Exercise:
The line containing "Geometry optimised at PBE0-D3(BJ)/def2-TZVPD." marks the end: write out exactly every line from the first line of the data below through that line, and only those.

(Dataset begins)
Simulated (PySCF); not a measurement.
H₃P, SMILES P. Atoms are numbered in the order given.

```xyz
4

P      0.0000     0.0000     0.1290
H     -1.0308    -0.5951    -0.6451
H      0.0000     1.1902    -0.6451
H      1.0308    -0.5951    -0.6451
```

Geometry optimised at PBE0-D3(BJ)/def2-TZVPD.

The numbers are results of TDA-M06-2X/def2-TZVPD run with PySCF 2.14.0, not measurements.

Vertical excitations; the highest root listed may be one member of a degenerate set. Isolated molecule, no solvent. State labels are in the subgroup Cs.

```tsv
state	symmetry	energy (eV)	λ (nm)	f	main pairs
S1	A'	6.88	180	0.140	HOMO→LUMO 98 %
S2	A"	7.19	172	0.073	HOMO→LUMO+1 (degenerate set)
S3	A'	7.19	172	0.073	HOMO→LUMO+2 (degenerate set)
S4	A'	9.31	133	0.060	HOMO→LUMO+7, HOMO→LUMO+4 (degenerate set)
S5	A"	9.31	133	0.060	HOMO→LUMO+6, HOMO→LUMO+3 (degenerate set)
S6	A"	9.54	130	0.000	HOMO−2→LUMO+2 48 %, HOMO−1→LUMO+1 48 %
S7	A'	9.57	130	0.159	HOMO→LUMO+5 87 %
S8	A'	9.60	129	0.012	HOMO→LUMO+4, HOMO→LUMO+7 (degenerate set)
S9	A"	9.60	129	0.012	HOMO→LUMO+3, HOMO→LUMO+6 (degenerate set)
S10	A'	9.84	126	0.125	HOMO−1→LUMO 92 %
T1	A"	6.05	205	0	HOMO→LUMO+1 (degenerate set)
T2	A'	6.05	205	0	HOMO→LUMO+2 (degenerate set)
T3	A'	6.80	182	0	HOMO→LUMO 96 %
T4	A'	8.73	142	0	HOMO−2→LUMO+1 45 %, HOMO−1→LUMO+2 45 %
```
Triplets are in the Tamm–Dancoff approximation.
(Dataset ends)

Task solution:
Simulated (PySCF); not a measurement.
H₃P, SMILES P. Atoms are numbered in the order given.

```xyz
4

P      0.0000     0.0000     0.1290
H     -1.0308    -0.5951    -0.6451
H      0.0000     1.1902    -0.6451
H      1.0308    -0.5951    -0.6451
```

Geometry optimised at PBE0-D3(BJ)/def2-TZVPD.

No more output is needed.